## Requirement
Go through the entries below from the first line and transcribe each one exactly, ending with the line that contains "VASP | Ansatz |".

:::

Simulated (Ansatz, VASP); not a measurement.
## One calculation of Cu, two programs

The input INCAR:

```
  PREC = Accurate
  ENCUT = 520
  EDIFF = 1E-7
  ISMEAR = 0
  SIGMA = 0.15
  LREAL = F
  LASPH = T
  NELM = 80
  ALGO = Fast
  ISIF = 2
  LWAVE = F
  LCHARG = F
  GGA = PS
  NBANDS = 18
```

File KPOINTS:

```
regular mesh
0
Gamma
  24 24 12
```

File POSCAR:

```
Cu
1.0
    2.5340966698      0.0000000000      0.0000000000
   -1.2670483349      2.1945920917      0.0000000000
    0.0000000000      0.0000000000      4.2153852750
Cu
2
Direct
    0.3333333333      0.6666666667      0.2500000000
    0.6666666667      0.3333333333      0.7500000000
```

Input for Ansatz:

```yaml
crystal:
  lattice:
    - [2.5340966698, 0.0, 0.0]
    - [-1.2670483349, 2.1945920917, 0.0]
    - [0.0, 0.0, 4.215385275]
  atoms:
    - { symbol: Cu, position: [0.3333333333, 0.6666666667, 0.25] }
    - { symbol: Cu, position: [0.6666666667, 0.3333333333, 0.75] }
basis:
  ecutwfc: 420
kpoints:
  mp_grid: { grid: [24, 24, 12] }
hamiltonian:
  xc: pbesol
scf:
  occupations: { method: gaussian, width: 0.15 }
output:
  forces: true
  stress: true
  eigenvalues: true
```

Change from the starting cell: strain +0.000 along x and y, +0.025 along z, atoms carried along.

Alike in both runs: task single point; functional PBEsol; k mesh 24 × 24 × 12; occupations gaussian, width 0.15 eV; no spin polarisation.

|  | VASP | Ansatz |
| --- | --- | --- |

:::

## Reply
Simulated (Ansatz, VASP); not a measurement.
## One calculation of Cu, two programs

The input INCAR:

```
  PREC = Accurate
  ENCUT = 520
  EDIFF = 1E-7
  ISMEAR = 0
  SIGMA = 0.15
  LREAL = F
  LASPH = T
  NELM = 80
  ALGO = Fast
  ISIF = 2
  LWAVE = F
  LCHARG = F
  GGA = PS
  NBANDS = 18
```

File KPOINTS:

```
regular mesh
0
Gamma
  24 24 12
```

File POSCAR:

```
Cu
1.0
    2.5340966698      0.0000000000      0.0000000000
   -1.2670483349      2.1945920917      0.0000000000
    0.0000000000      0.0000000000      4.2153852750
Cu
2
Direct
    0.3333333333      0.6666666667      0.2500000000
    0.6666666667      0.3333333333      0.7500000000
```

Input for Ansatz:

```yaml
crystal:
  lattice:
    - [2.5340966698, 0.0, 0.0]
    - [-1.2670483349, 2.1945920917, 0.0]
    - [0.0, 0.0, 4.215385275]
  atoms:
    - { symbol: Cu, position: [0.3333333333, 0.6666666667, 0.25] }
    - { symbol: Cu, position: [0.6666666667, 0.3333333333, 0.75] }
basis:
  ecutwfc: 420
kpoints:
  mp_grid: { grid: [24, 24, 12] }
hamiltonian:
  xc: pbesol
scf:
  occupations: { method: gaussian, width: 0.15 }
output:
  forces: true
  stress: true
  eigenvalues: true
```

Change from the starting cell: strain +0.000 along x and y, +0.025 along z, atoms carried along.

Alike in both runs: task single point; functional PBEsol; k mesh 24 × 24 × 12; occupations gaussian, width 0.15 eV; no spin polarisation.

|  | VASP | Ansatz |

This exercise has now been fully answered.